###
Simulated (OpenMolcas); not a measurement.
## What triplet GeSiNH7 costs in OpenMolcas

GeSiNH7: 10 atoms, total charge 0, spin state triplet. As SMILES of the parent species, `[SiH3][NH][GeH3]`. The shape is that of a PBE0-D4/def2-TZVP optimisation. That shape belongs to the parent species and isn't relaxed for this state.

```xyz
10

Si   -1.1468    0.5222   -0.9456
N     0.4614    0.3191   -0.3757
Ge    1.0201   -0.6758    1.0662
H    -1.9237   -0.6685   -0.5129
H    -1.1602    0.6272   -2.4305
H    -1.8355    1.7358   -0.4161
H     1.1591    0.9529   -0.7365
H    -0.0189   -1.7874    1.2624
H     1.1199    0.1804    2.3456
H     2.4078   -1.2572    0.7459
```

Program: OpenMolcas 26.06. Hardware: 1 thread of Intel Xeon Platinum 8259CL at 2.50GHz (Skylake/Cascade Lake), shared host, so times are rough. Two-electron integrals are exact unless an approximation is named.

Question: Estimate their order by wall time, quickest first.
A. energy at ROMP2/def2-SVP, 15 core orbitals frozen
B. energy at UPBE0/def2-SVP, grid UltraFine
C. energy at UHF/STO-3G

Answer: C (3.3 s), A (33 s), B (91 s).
###

**Requirement**. Would you copy, word for word, only the lines from the start of the listing to the one that contains "C. energy at UHF/STO-3G", both included?

**Written reply**.
Simulated (OpenMolcas); not a measurement.
## What triplet GeSiNH7 costs in OpenMolcas

GeSiNH7: 10 atoms, total charge 0, spin state triplet. As SMILES of the parent species, `[SiH3][NH][GeH3]`. The shape is that of a PBE0-D4/def2-TZVP optimisation. That shape belongs to the parent species and isn't relaxed for this state.

```xyz
10

Si   -1.1468    0.5222   -0.9456
N     0.4614    0.3191   -0.3757
Ge    1.0201   -0.6758    1.0662
H    -1.9237   -0.6685   -0.5129
H    -1.1602    0.6272   -2.4305
H    -1.8355    1.7358   -0.4161
H     1.1591    0.9529   -0.7365
H    -0.0189   -1.7874    1.2624
H     1.1199    0.1804    2.3456
H     2.4078   -1.2572    0.7459
```

Program: OpenMolcas 26.06. Hardware: 1 thread of Intel Xeon Platinum 8259CL at 2.50GHz (Skylake/Cascade Lake), shared host, so times are rough. Two-electron integrals are exact unless an approximation is named.

Question: Estimate their order by wall time, quickest first.
A. energy at ROMP2/def2-SVP, 15 core orbitals frozen
B. energy at UPBE0/def2-SVP, grid UltraFine
C. energy at UHF/STO-3G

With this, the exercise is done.